-.-.-

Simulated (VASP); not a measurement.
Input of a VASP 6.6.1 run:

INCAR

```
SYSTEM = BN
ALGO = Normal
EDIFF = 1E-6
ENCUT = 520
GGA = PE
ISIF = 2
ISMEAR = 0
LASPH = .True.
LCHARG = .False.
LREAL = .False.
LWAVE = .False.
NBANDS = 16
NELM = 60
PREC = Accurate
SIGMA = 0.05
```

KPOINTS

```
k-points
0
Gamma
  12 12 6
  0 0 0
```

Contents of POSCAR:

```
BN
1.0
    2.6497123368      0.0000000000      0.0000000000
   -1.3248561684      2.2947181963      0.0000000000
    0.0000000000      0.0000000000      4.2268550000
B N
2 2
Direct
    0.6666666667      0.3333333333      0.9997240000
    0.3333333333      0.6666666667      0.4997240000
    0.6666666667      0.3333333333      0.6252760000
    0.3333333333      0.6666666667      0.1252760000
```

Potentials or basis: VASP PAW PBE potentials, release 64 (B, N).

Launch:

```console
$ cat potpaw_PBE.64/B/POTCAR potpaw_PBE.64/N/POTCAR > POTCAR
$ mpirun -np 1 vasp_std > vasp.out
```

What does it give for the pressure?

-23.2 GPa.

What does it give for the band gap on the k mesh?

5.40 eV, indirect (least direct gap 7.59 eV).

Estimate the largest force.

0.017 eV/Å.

-.-.-

● **Task item**:
Quote exactly the opening line of the material above and every line after it, up to and including the line that contains "Estimate the largest force.".

● **Written solution**:
Simulated (VASP); not a measurement.
Input of a VASP 6.6.1 run:

INCAR

```
SYSTEM = BN
ALGO = Normal
EDIFF = 1E-6
ENCUT = 520
GGA = PE
ISIF = 2
ISMEAR = 0
LASPH = .True.
LCHARG = .False.
LREAL = .False.
LWAVE = .False.
NBANDS = 16
NELM = 60
PREC = Accurate
SIGMA = 0.05
```

KPOINTS

```
k-points
0
Gamma
  12 12 6
  0 0 0
```

Contents of POSCAR:

```
BN
1.0
    2.6497123368      0.0000000000      0.0000000000
   -1.3248561684      2.2947181963      0.0000000000
    0.0000000000      0.0000000000      4.2268550000
B N
2 2
Direct
    0.6666666667      0.3333333333      0.9997240000
    0.3333333333      0.6666666667      0.4997240000
    0.6666666667      0.3333333333      0.6252760000
    0.3333333333      0.6666666667      0.1252760000
```

Potentials or basis: VASP PAW PBE potentials, release 64 (B, N).

Launch:

```console
$ cat potpaw_PBE.64/B/POTCAR potpaw_PBE.64/N/POTCAR > POTCAR
$ mpirun -np 1 vasp_std > vasp.out
```

What does it give for the pressure?

-23.2 GPa.

What does it give for the band gap on the k mesh?

5.40 eV, indirect (least direct gap 7.59 eV).

Estimate the largest force.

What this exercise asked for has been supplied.